Assignment: Go through the entries below from the first line and output each one exactly, up to and including the line with "- Occupations: fermi-dirac, width 0.05 eV".

Segment Start: Extracted material

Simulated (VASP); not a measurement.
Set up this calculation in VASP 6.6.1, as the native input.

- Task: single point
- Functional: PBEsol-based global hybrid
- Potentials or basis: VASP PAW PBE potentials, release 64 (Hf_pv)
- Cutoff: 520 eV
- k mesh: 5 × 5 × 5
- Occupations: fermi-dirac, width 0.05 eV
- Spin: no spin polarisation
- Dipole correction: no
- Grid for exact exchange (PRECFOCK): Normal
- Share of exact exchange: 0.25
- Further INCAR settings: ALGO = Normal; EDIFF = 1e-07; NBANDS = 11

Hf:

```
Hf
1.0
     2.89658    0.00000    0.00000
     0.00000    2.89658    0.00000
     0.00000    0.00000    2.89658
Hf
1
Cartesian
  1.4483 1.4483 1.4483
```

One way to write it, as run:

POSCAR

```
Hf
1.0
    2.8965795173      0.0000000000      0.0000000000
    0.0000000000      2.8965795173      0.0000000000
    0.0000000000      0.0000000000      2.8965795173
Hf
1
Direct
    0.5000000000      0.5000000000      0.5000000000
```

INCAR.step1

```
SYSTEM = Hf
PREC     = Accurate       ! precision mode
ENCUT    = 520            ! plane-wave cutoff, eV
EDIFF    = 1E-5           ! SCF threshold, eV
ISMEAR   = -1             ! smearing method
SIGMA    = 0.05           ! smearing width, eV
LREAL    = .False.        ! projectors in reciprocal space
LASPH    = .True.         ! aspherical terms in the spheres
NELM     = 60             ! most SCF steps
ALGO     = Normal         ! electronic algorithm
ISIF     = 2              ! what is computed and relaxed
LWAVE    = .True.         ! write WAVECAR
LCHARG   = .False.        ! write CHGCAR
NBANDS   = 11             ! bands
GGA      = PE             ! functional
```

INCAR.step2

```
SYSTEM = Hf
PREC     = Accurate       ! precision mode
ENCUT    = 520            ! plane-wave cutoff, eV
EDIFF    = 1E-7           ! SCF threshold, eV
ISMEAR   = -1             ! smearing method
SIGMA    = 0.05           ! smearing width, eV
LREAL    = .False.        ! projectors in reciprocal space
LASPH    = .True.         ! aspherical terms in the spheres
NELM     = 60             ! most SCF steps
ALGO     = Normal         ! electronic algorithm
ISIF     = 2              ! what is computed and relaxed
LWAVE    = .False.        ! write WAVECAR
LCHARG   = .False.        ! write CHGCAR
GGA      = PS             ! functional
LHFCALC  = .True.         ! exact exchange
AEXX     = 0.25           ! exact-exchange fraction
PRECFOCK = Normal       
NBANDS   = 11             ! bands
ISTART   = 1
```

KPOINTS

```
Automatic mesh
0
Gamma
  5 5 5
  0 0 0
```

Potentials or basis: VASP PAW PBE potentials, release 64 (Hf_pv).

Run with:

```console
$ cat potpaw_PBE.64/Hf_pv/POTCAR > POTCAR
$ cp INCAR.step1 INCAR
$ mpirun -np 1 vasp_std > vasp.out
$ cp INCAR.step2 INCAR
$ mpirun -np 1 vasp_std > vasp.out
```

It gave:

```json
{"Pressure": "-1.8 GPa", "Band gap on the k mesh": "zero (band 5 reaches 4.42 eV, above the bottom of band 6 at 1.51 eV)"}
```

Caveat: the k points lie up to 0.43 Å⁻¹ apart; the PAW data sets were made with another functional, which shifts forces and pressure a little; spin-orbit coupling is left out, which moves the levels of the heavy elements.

Segment End: Extracted material

Answer space:
Simulated (VASP); not a measurement.
Set up this calculation in VASP 6.6.1, as the native input.

- Task: single point
- Functional: PBEsol-based global hybrid
- Potentials or basis: VASP PAW PBE potentials, release 64 (Hf_pv)
- Cutoff: 520 eV
- k mesh: 5 × 5 × 5
- Occupations: fermi-dirac, width 0.05 eV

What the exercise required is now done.